-------- DATASET RECORDS
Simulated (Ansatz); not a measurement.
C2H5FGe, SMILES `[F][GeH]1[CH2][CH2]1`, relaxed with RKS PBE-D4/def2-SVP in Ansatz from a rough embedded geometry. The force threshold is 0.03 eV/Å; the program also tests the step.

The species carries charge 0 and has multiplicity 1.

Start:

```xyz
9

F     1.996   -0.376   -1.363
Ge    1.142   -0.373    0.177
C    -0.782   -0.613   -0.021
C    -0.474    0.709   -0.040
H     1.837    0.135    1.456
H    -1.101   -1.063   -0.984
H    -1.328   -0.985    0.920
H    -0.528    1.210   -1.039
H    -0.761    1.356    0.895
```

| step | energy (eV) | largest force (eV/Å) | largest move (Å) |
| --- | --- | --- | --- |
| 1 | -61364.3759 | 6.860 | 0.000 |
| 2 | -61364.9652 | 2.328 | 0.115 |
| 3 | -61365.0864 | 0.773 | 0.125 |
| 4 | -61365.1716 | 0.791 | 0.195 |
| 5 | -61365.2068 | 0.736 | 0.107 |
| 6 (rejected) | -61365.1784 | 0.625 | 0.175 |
----------------

§ **EXERCISE**
Each line above must be retyped exactly.

§ **TASK OUTPUT**
Simulated (Ansatz); not a measurement.
C2H5FGe, SMILES `[F][GeH]1[CH2][CH2]1`, relaxed with RKS PBE-D4/def2-SVP in Ansatz from a rough embedded geometry. The force threshold is 0.03 eV/Å; the program also tests the step.

The species carries charge 0 and has multiplicity 1.

Start:

```xyz
9

F     1.996   -0.376   -1.363
Ge    1.142   -0.373    0.177
C    -0.782   -0.613   -0.021
C    -0.474    0.709   -0.040
H     1.837    0.135    1.456
H    -1.101   -1.063   -0.984
H    -1.328   -0.985    0.920
H    -0.528    1.210   -1.039
H    -0.761    1.356    0.895
```

| step | energy (eV) | largest force (eV/Å) | largest move (Å) |
| --- | --- | --- | --- |
| 1 | -61364.3759 | 6.860 | 0.000 |
| 2 | -61364.9652 | 2.328 | 0.115 |
| 3 | -61365.0864 | 0.773 | 0.125 |
| 4 | -61365.1716 | 0.791 | 0.195 |
| 5 | -61365.2068 | 0.736 | 0.107 |
| 6 (rejected) | -61365.1784 | 0.625 | 0.175 |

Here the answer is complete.